## WORK TASK
Print each of the entries exactly, leaving nothing out.

---------- INFORMATION SHOWN
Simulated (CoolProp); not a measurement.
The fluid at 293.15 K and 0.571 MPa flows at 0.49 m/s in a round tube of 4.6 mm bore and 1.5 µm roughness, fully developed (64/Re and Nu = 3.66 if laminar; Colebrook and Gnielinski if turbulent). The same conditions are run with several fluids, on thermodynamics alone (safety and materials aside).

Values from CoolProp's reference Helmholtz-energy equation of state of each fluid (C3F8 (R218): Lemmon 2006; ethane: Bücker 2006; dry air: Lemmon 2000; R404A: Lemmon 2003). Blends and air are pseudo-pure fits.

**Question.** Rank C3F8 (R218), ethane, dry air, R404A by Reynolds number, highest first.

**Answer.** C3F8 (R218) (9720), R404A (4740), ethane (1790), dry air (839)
--------------------

## ANSWER SPACE
Simulated (CoolProp); not a measurement.
The fluid at 293.15 K and 0.571 MPa flows at 0.49 m/s in a round tube of 4.6 mm bore and 1.5 µm roughness, fully developed (64/Re and Nu = 3.66 if laminar; Colebrook and Gnielinski if turbulent). The same conditions are run with several fluids, on thermodynamics alone (safety and materials aside).

Values from CoolProp's reference Helmholtz-energy equation of state of each fluid (C3F8 (R218): Lemmon 2006; ethane: Bücker 2006; dry air: Lemmon 2000; R404A: Lemmon 2003). Blends and air are pseudo-pure fits.

**Question.** Rank C3F8 (R218), ethane, dry air, R404A by Reynolds number, highest first.

**Answer.** C3F8 (R218) (9720), R404A (4740), ethane (1790), dry air (839)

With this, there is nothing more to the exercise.